################

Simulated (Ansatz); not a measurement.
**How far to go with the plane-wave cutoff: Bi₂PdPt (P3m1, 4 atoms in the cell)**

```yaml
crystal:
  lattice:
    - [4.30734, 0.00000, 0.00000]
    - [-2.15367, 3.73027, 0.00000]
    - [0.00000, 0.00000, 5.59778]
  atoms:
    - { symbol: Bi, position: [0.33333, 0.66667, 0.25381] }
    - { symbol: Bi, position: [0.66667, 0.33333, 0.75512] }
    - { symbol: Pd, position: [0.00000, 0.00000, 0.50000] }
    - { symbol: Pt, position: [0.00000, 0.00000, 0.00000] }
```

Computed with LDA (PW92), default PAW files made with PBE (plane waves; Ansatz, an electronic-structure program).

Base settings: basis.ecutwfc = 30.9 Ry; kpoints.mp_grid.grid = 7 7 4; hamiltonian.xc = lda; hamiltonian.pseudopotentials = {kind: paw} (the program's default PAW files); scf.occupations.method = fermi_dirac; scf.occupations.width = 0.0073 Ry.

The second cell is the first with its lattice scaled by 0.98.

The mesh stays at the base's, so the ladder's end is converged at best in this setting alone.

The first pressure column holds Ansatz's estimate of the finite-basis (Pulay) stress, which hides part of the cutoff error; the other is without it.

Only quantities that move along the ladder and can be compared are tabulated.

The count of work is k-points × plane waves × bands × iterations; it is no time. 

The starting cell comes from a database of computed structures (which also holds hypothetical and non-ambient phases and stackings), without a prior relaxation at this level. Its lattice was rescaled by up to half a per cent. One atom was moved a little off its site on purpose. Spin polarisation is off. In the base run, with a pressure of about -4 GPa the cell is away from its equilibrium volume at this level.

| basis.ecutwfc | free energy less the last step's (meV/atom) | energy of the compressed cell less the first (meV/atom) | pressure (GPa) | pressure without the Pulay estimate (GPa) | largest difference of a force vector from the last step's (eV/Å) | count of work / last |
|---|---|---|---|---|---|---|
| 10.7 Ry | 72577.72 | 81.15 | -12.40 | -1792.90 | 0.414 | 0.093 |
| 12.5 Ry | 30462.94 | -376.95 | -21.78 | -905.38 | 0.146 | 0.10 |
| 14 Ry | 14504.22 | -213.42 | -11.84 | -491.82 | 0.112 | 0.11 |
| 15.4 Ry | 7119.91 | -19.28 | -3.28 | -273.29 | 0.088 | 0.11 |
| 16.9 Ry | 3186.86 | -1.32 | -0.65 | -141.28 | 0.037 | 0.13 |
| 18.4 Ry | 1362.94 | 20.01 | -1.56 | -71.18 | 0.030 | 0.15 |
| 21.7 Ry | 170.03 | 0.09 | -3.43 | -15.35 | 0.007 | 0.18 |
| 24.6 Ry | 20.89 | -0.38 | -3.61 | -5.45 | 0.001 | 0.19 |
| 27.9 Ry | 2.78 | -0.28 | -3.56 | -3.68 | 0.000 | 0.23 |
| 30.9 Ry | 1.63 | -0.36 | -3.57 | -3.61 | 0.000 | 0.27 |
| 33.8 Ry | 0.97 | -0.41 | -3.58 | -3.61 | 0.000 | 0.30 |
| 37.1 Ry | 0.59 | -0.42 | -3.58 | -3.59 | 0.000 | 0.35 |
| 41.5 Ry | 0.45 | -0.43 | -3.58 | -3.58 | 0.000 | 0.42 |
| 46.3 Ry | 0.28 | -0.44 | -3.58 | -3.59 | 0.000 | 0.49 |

################

Go to the line in the material above that contains "0.000 | 0.27 |" and copy exactly from there through the line that contains "0.000 | 0.42 |", stopping after it.

▶ **YOUR SOLUTION**:
| 30.9 Ry | 1.63 | -0.36 | -3.57 | -3.61 | 0.000 | 0.27 |
| 33.8 Ry | 0.97 | -0.41 | -3.58 | -3.61 | 0.000 | 0.30 |
| 37.1 Ry | 0.59 | -0.42 | -3.58 | -3.59 | 0.000 | 0.35 |
| 41.5 Ry | 0.45 | -0.43 | -3.58 | -3.58 | 0.000 | 0.42 |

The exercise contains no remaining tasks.